— INFORMATION GIVEN —
-*-*-
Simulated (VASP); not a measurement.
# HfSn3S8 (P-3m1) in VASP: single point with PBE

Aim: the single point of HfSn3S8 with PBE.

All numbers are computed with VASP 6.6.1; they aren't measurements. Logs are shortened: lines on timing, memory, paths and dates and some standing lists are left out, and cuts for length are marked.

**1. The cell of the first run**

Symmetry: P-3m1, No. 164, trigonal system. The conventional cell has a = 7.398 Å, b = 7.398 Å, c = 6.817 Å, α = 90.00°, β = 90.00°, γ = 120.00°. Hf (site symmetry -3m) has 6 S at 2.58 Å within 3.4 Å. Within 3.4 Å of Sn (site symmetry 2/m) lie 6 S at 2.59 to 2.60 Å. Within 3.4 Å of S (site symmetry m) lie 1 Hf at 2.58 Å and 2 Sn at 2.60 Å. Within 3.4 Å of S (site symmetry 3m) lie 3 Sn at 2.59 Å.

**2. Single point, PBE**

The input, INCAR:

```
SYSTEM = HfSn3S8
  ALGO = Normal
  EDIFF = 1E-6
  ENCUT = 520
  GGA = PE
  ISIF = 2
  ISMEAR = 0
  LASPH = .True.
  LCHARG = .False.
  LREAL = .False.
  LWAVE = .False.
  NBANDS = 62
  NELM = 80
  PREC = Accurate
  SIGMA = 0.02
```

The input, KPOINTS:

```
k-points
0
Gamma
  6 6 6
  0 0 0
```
-*-*-

Please transcribe the data above without changes, from its first line to its "the first run**" line, and leave out anything past that.

Simulated (VASP); not a measurement.
# HfSn3S8 (P-3m1) in VASP: single point with PBE

Aim: the single point of HfSn3S8 with PBE.

All numbers are computed with VASP 6.6.1; they aren't measurements. Logs are shortened: lines on timing, memory, paths and dates and some standing lists are left out, and cuts for length are marked.

**1. The cell of the first run**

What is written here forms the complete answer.